**ASSIGNMENT**:
Give back exactly the lines from the start of the listing to the line containing "Then −Δσ/γ with", inclusive, and nothing beyond them.

**DATA EXTRACTS**:
◆ ◆ ◆ ◆ ◆
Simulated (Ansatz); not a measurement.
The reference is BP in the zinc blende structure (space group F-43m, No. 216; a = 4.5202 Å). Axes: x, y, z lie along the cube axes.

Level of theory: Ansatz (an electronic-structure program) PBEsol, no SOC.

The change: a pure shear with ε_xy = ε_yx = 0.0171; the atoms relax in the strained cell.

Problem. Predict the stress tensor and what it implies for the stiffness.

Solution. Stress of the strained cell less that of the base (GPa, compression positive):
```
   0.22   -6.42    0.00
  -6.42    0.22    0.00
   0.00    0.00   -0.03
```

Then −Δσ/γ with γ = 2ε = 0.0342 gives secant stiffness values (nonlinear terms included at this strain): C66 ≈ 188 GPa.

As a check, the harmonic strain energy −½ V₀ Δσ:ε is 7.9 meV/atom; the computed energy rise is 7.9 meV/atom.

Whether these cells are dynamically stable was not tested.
◆ ◆ ◆ ◆ ◆

**TASK OUTPUT**:
Simulated (Ansatz); not a measurement.
The reference is BP in the zinc blende structure (space group F-43m, No. 216; a = 4.5202 Å). Axes: x, y, z lie along the cube axes.

Level of theory: Ansatz (an electronic-structure program) PBEsol, no SOC.

The change: a pure shear with ε_xy = ε_yx = 0.0171; the atoms relax in the strained cell.

Problem. Predict the stress tensor and what it implies for the stiffness.

Solution. Stress of the strained cell less that of the base (GPa, compression positive):
```
   0.22   -6.42    0.00
  -6.42    0.22    0.00
   0.00    0.00   -0.03
```

Then −Δσ/γ with γ = 2ε = 0.0342 gives secant stiffness values (nonlinear terms included at this strain): C66 ≈ 188 GPa.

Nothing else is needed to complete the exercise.